[[ Material supplied, beginning ]]

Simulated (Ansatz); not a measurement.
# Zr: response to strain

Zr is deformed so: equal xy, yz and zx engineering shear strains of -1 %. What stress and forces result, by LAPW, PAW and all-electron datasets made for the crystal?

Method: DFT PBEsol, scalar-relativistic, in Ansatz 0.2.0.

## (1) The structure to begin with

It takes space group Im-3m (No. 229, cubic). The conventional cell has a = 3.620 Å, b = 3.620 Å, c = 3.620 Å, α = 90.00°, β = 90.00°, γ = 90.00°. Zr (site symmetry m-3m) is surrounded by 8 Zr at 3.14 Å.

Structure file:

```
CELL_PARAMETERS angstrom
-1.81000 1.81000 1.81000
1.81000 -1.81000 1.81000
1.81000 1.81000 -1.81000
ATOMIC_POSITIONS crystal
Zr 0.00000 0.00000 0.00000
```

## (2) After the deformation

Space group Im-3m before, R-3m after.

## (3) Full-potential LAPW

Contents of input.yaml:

[[ Material supplied, end ]]

Start at the first line of the entries above. Set down each line exactly through the one with "## (1) The structure to begin with", and stop there.

Simulated (Ansatz); not a measurement.
# Zr: response to strain

Zr is deformed so: equal xy, yz and zx engineering shear strains of -1 %. What stress and forces result, by LAPW, PAW and all-electron datasets made for the crystal?

Method: DFT PBEsol, scalar-relativistic, in Ansatz 0.2.0.

## (1) The structure to begin with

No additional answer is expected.